--- Data for analysis Enclosed Below ---

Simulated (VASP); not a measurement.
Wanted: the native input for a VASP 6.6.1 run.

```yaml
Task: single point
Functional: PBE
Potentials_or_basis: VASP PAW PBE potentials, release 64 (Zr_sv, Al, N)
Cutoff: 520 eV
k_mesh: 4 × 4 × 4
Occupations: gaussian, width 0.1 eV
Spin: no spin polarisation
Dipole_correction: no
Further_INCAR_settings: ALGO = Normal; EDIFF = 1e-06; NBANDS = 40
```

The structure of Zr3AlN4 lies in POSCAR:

--- End of Enclosed Data for analysis ---

## Work item
After reading the listing, copy it out exactly and in full.

## Exercise solution
Simulated (VASP); not a measurement.
Wanted: the native input for a VASP 6.6.1 run.

```yaml
Task: single point
Functional: PBE
Potentials_or_basis: VASP PAW PBE potentials, release 64 (Zr_sv, Al, N)
Cutoff: 520 eV
k_mesh: 4 × 4 × 4
Occupations: gaussian, width 0.1 eV
Spin: no spin polarisation
Dipole_correction: no
Further_INCAR_settings: ALGO = Normal; EDIFF = 1e-06; NBANDS = 40
```

The structure of Zr3AlN4 lies in POSCAR:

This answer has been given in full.